Data extracts:
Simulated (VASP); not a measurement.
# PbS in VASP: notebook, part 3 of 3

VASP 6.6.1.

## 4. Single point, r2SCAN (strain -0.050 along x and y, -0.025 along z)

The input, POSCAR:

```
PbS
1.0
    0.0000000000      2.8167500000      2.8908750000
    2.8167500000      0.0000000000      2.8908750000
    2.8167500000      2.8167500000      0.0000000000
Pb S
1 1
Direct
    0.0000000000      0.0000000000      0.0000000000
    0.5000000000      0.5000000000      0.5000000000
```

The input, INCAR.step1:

Activity: Write out the material above exactly and in full.

Expected answer:
Simulated (VASP); not a measurement.
# PbS in VASP: notebook, part 3 of 3

VASP 6.6.1.

## 4. Single point, r2SCAN (strain -0.050 along x and y, -0.025 along z)

The input, POSCAR:

```
PbS
1.0
    0.0000000000      2.8167500000      2.8908750000
    2.8167500000      0.0000000000      2.8908750000
    2.8167500000      2.8167500000      0.0000000000
Pb S
1 1
Direct
    0.0000000000      0.0000000000      0.0000000000
    0.5000000000      0.5000000000      0.5000000000
```

The input, INCAR.step1:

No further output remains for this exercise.